→ BRIEF
Repeat nothing but the lines below running from the one containing "Arithmetic for LaGa2" to the one containing "By relative pressure". Keep both end lines.

>>>

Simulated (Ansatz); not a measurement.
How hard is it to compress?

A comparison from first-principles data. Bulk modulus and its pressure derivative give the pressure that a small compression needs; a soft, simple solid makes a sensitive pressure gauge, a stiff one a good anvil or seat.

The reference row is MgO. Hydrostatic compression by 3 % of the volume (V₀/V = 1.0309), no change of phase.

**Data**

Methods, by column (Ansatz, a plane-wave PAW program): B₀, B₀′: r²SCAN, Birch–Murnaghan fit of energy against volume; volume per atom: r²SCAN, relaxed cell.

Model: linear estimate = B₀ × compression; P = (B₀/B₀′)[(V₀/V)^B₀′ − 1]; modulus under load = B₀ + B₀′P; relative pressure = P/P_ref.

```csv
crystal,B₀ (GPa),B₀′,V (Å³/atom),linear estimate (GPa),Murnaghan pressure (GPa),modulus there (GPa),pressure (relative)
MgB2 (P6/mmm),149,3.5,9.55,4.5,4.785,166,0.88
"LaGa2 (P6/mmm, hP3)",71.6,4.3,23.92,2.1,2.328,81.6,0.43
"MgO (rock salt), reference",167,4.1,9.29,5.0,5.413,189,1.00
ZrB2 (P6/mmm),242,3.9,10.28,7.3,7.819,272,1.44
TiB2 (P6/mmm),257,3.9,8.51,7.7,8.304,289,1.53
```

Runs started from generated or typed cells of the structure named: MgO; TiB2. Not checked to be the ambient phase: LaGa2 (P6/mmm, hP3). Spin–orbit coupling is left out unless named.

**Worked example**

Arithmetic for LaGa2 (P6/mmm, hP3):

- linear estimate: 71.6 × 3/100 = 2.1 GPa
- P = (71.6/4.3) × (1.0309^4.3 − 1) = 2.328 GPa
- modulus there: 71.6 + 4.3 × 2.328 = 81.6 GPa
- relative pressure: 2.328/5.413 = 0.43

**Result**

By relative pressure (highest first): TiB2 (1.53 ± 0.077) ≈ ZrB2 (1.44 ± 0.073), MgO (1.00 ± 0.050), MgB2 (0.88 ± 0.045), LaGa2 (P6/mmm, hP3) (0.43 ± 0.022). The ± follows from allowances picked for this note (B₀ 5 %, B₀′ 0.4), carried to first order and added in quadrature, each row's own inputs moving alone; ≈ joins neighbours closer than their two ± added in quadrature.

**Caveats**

<<<

→ REPLY
Arithmetic for LaGa2 (P6/mmm, hP3):

- linear estimate: 71.6 × 3/100 = 2.1 GPa
- P = (71.6/4.3) × (1.0309^4.3 − 1) = 2.328 GPa
- modulus there: 71.6 + 4.3 × 2.328 = 81.6 GPa
- relative pressure: 2.328/5.413 = 0.43

**Result**

By relative pressure (highest first): TiB2 (1.53 ± 0.077) ≈ ZrB2 (1.44 ± 0.073), MgO (1.00 ± 0.050), MgB2 (0.88 ± 0.045), LaGa2 (P6/mmm, hP3) (0.43 ± 0.022). The ± follows from allowances picked for this note (B₀ 5 %, B₀′ 0.4), carried to first order and added in quadrature, each row's own inputs moving alone; ≈ joins neighbours closer than their two ± added in quadrature.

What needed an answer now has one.